_Extracted material_

#####

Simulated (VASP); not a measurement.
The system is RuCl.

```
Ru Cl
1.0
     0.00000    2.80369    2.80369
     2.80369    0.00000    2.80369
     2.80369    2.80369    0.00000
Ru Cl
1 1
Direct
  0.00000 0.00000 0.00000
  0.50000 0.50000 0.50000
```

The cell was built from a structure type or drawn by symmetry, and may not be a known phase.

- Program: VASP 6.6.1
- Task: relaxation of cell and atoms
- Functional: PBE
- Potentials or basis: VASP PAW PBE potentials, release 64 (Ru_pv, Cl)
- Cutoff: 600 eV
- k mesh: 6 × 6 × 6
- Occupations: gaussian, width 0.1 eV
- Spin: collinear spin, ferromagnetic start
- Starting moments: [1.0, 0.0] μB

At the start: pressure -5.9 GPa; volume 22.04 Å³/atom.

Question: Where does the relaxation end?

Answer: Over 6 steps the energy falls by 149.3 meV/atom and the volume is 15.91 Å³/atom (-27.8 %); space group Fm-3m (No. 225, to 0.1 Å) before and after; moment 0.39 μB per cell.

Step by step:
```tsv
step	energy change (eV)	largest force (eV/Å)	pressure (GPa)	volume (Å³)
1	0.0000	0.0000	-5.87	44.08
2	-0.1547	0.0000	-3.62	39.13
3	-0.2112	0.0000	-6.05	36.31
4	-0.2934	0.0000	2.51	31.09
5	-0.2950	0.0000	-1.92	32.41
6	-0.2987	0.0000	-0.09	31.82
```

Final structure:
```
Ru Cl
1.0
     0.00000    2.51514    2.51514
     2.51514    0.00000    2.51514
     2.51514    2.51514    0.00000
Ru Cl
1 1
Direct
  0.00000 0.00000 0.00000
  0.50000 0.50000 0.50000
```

#####

_Requirement_
Reproduce the data exactly. All of it is needed.

_Result_
Simulated (VASP); not a measurement.
The system is RuCl.

```
Ru Cl
1.0
     0.00000    2.80369    2.80369
     2.80369    0.00000    2.80369
     2.80369    2.80369    0.00000
Ru Cl
1 1
Direct
  0.00000 0.00000 0.00000
  0.50000 0.50000 0.50000
```

The cell was built from a structure type or drawn by symmetry, and may not be a known phase.

- Program: VASP 6.6.1
- Task: relaxation of cell and atoms
- Functional: PBE
- Potentials or basis: VASP PAW PBE potentials, release 64 (Ru_pv, Cl)
- Cutoff: 600 eV
- k mesh: 6 × 6 × 6
- Occupations: gaussian, width 0.1 eV
- Spin: collinear spin, ferromagnetic start
- Starting moments: [1.0, 0.0] μB

At the start: pressure -5.9 GPa; volume 22.04 Å³/atom.

Question: Where does the relaxation end?

Answer: Over 6 steps the energy falls by 149.3 meV/atom and the volume is 15.91 Å³/atom (-27.8 %); space group Fm-3m (No. 225, to 0.1 Å) before and after; moment 0.39 μB per cell.

Step by step:
```tsv
step	energy change (eV)	largest force (eV/Å)	pressure (GPa)	volume (Å³)
1	0.0000	0.0000	-5.87	44.08
2	-0.1547	0.0000	-3.62	39.13
3	-0.2112	0.0000	-6.05	36.31
4	-0.2934	0.0000	2.51	31.09
5	-0.2950	0.0000	-1.92	32.41
6	-0.2987	0.0000	-0.09	31.82
```

Final structure:
```
Ru Cl
1.0
     0.00000    2.51514    2.51514
     2.51514    0.00000    2.51514
     2.51514    2.51514    0.00000
Ru Cl
1 1
Direct
  0.00000 0.00000 0.00000
  0.50000 0.50000 0.50000
```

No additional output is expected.